[[ Provided information open ]]
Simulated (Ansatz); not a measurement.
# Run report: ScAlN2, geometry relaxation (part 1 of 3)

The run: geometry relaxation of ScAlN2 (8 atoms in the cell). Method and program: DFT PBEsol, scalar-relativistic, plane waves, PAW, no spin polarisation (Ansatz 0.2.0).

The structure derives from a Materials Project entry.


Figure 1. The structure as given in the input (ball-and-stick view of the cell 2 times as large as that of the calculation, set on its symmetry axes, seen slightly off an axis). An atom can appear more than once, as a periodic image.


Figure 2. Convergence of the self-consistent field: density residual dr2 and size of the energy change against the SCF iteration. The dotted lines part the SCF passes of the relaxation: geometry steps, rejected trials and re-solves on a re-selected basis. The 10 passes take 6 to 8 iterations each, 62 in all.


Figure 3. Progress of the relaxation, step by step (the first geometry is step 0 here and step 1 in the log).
[[ Provided information closed ]]

Task item: Would you retype the lines above from the one with "The structure derives" down to the one with "Figure 2. Convergence", word for word, both ends included and no other lines?

Written response:
The structure derives from a Materials Project entry.


Figure 1. The structure as given in the input (ball-and-stick view of the cell 2 times as large as that of the calculation, set on its symmetry axes, seen slightly off an axis). An atom can appear more than once, as a periodic image.


Figure 2. Convergence of the self-consistent field: density residual dr2 and size of the energy change against the SCF iteration. The dotted lines part the SCF passes of the relaxation: geometry steps, rejected trials and re-solves on a re-selected basis. The 10 passes take 6 to 8 iterations each, 62 in all.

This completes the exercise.